————

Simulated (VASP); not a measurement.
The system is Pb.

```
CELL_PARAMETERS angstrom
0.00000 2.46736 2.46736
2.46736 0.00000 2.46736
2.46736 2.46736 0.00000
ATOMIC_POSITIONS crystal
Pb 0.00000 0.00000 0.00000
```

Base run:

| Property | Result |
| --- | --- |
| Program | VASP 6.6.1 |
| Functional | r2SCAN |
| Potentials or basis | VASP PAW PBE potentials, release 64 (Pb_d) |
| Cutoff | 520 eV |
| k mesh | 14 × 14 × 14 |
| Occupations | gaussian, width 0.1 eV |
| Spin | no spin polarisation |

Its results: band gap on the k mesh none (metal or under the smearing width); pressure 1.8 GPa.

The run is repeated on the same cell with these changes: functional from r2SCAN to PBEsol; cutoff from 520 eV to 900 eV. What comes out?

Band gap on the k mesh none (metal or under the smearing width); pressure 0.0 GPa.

————

** Work request **
Could you restate word for word the lines above from the one containing "Property | Result |" through the one containing "Its results: band", both included, and nothing else?

** Task output **
| Property | Result |
| --- | --- |
| Program | VASP 6.6.1 |
| Functional | r2SCAN |
| Potentials or basis | VASP PAW PBE potentials, release 64 (Pb_d) |
| Cutoff | 520 eV |
| k mesh | 14 × 14 × 14 |
| Occupations | gaussian, width 0.1 eV |
| Spin | no spin polarisation |

Its results: band gap on the k mesh none (metal or under the smearing width); pressure 1.8 GPa.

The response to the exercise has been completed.